**ASSIGNMENT:**
Repeat exactly, please, the lines that begin at the start of the listing and end at the line holding "# Levels of".

**INFORMATION GIVEN:**
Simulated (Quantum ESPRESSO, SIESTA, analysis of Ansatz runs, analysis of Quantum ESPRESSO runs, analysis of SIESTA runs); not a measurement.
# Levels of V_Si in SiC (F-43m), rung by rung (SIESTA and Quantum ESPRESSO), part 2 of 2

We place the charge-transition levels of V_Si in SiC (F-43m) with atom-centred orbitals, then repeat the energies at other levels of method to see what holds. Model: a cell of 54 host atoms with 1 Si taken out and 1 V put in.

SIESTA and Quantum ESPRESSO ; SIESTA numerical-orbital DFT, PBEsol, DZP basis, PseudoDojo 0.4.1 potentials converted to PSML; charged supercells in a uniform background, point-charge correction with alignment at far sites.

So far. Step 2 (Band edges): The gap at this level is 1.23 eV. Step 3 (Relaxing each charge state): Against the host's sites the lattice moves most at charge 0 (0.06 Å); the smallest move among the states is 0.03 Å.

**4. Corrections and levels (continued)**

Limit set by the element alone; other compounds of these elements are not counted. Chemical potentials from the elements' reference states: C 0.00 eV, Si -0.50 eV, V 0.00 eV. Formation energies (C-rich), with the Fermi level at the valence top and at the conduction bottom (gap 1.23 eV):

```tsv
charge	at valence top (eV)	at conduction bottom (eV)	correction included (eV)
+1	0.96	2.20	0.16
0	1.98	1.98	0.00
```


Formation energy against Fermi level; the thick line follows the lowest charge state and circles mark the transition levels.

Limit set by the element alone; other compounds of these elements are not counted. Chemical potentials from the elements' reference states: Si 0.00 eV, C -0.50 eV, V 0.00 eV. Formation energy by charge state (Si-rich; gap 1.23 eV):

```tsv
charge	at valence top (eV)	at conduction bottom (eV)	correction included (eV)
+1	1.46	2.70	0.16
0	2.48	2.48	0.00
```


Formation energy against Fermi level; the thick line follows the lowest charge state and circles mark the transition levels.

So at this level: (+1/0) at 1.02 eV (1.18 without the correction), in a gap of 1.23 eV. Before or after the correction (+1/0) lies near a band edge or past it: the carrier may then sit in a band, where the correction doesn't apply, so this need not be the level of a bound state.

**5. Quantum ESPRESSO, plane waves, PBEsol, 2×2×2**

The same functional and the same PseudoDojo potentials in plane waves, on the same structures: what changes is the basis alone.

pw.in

**WRITTEN RESPONSE:**
Simulated (Quantum ESPRESSO, SIESTA, analysis of Ansatz runs, analysis of Quantum ESPRESSO runs, analysis of SIESTA runs); not a measurement.
# Levels of V_Si in SiC (F-43m), rung by rung (SIESTA and Quantum ESPRESSO), part 2 of 2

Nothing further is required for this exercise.